## [Requirement]
Would you output the entries below only from the line containing "Symmetry: P6/mmm, No." through the line containing "The cell was", exactly as they stand and with both ends included?

+ + +

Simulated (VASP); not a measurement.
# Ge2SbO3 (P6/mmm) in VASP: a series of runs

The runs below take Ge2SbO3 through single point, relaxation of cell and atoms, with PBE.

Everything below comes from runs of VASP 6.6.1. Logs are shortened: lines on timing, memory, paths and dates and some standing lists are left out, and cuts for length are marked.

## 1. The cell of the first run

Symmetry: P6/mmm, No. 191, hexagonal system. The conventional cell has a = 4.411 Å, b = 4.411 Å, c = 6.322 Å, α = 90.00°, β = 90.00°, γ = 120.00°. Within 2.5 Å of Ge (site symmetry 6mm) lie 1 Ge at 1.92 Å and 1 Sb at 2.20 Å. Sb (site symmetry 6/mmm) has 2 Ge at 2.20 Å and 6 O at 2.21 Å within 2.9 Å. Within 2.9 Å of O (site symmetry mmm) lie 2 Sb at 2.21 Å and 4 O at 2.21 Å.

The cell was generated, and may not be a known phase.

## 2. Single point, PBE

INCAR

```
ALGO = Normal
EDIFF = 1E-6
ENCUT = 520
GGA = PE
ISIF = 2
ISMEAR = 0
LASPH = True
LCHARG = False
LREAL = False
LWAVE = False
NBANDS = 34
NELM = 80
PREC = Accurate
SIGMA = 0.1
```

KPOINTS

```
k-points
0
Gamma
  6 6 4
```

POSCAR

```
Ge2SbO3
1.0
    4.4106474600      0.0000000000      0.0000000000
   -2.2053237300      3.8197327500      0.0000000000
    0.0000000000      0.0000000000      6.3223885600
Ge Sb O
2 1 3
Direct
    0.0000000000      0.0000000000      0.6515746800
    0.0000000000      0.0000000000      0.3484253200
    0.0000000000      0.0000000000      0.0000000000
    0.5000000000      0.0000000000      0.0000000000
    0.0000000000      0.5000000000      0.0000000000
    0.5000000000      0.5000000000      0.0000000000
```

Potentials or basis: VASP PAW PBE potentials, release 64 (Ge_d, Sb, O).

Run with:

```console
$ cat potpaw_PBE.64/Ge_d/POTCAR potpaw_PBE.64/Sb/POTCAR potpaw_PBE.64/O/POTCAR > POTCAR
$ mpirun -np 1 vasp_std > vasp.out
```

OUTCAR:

+ + +

## [Response area]
Symmetry: P6/mmm, No. 191, hexagonal system. The conventional cell has a = 4.411 Å, b = 4.411 Å, c = 6.322 Å, α = 90.00°, β = 90.00°, γ = 120.00°. Within 2.5 Å of Ge (site symmetry 6mm) lie 1 Ge at 1.92 Å and 1 Sb at 2.20 Å. Sb (site symmetry 6/mmm) has 2 Ge at 2.20 Å and 6 O at 2.21 Å within 2.9 Å. Within 2.9 Å of O (site symmetry mmm) lie 2 Sb at 2.21 Å and 4 O at 2.21 Å.

The cell was generated, and may not be a known phase.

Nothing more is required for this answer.